> _REQUIRED ACTION_
When you reach the line in the listing below that contains "- code: PySCF", begin returning lines exactly as written, and stop after the line that contains "Referencing at the". Return no other lines.

> _EXCERPTED RECORDS_
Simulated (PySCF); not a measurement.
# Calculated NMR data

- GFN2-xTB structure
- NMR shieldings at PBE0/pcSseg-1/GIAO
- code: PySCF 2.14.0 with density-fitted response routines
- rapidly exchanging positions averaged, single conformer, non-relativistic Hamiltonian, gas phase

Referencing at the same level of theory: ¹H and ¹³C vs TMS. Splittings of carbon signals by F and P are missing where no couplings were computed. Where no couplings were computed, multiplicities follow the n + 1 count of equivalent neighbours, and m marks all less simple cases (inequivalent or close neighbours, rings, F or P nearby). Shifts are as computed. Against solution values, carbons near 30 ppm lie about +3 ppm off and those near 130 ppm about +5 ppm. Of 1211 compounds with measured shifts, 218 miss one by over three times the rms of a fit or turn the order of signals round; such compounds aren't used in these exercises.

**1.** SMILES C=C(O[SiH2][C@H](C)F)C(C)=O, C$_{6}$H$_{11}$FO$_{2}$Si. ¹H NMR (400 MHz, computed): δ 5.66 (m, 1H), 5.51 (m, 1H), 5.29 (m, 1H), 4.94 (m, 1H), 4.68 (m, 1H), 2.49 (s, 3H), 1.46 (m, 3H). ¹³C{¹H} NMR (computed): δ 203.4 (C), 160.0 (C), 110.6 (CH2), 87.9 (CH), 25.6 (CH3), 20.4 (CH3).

> _WORKED SOLUTION_
- code: PySCF 2.14.0 with density-fitted response routines
- rapidly exchanging positions averaged, single conformer, non-relativistic Hamiltonian, gas phase

Referencing at the same level of theory: ¹H and ¹³C vs TMS. Splittings of carbon signals by F and P are missing where no couplings were computed. Where no couplings were computed, multiplicities follow the n + 1 count of equivalent neighbours, and m marks all less simple cases (inequivalent or close neighbours, rings, F or P nearby). Shifts are as computed. Against solution values, carbons near 30 ppm lie about +3 ppm off and those near 130 ppm about +5 ppm. Of 1211 compounds with measured shifts, 218 miss one by over three times the rms of a fit or turn the order of signals round; such compounds aren't used in these exercises.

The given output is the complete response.